*** Raw data ***

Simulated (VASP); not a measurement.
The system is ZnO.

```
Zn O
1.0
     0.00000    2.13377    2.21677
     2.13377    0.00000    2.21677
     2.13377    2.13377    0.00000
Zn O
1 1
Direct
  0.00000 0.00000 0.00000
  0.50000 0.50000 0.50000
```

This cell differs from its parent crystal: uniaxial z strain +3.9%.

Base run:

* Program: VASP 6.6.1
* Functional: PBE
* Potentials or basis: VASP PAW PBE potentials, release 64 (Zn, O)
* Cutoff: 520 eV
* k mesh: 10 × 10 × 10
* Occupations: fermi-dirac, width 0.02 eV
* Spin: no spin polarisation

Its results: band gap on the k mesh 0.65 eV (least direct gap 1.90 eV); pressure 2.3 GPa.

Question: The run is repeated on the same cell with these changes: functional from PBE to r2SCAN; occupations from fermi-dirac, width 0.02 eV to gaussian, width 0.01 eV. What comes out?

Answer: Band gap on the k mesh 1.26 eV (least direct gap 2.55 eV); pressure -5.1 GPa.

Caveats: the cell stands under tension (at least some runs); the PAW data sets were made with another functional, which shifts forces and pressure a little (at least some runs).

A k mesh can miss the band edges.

*** End of Raw data ***

_Work item_: Word for word, copy out all the data given above.

_Answer section_:
Simulated (VASP); not a measurement.
The system is ZnO.

```
Zn O
1.0
     0.00000    2.13377    2.21677
     2.13377    0.00000    2.21677
     2.13377    2.13377    0.00000
Zn O
1 1
Direct
  0.00000 0.00000 0.00000
  0.50000 0.50000 0.50000
```

This cell differs from its parent crystal: uniaxial z strain +3.9%.

Base run:

* Program: VASP 6.6.1
* Functional: PBE
* Potentials or basis: VASP PAW PBE potentials, release 64 (Zn, O)
* Cutoff: 520 eV
* k mesh: 10 × 10 × 10
* Occupations: fermi-dirac, width 0.02 eV
* Spin: no spin polarisation

Its results: band gap on the k mesh 0.65 eV (least direct gap 1.90 eV); pressure 2.3 GPa.

Question: The run is repeated on the same cell with these changes: functional from PBE to r2SCAN; occupations from fermi-dirac, width 0.02 eV to gaussian, width 0.01 eV. What comes out?

Answer: Band gap on the k mesh 1.26 eV (least direct gap 2.55 eV); pressure -5.1 GPa.

Caveats: the cell stands under tension (at least some runs); the PAW data sets were made with another functional, which shifts forces and pressure a little (at least some runs).

A k mesh can miss the band edges.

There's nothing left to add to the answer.